Quote exactly the lines from the start of the entries to the one with "These are results", both ends included.

--- Dataset entries Enclosed Below ---

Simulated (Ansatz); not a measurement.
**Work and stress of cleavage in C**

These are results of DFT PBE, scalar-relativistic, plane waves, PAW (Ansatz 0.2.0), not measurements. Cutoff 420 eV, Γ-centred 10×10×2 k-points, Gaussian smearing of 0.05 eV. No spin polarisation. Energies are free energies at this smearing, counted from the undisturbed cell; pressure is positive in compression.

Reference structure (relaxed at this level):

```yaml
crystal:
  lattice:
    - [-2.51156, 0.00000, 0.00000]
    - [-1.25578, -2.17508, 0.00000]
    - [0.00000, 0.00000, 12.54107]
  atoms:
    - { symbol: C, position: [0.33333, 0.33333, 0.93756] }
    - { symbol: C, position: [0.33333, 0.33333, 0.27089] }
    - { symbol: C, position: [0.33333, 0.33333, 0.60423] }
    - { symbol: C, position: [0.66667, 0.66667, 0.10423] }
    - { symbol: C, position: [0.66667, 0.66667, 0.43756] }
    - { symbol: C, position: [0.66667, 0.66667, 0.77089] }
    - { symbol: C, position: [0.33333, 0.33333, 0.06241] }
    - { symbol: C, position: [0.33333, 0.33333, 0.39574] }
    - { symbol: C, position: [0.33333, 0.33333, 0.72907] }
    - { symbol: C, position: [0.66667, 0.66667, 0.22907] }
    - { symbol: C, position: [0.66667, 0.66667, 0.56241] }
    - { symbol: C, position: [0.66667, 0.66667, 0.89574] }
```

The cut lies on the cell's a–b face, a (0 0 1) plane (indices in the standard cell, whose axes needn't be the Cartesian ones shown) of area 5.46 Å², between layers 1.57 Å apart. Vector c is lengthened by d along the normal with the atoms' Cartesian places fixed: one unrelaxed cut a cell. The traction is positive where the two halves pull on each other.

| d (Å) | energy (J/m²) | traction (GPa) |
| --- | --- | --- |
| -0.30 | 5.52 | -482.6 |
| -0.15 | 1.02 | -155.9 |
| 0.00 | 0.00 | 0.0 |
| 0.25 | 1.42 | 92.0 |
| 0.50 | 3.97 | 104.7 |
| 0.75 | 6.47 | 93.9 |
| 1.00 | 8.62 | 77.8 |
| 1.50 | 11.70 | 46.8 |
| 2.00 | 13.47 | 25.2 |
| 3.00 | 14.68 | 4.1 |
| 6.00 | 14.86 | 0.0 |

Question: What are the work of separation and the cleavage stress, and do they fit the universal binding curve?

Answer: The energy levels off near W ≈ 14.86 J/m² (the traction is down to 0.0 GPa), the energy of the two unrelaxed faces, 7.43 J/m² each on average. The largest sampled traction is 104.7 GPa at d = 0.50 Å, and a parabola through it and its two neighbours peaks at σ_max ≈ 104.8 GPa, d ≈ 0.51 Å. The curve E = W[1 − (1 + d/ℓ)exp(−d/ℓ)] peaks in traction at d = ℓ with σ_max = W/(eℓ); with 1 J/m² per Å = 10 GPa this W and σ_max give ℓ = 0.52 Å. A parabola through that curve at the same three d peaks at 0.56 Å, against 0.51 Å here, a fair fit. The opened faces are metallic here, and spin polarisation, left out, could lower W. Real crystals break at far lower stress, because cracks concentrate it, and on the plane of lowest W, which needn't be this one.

--- End of Enclosed Dataset entries ---

- [Your response]
Simulated (Ansatz); not a measurement.
**Work and stress of cleavage in C**

These are results of DFT PBE, scalar-relativistic, plane waves, PAW (Ansatz 0.2.0), not measurements. Cutoff 420 eV, Γ-centred 10×10×2 k-points, Gaussian smearing of 0.05 eV. No spin polarisation. Energies are free energies at this smearing, counted from the undisturbed cell; pressure is positive in compression.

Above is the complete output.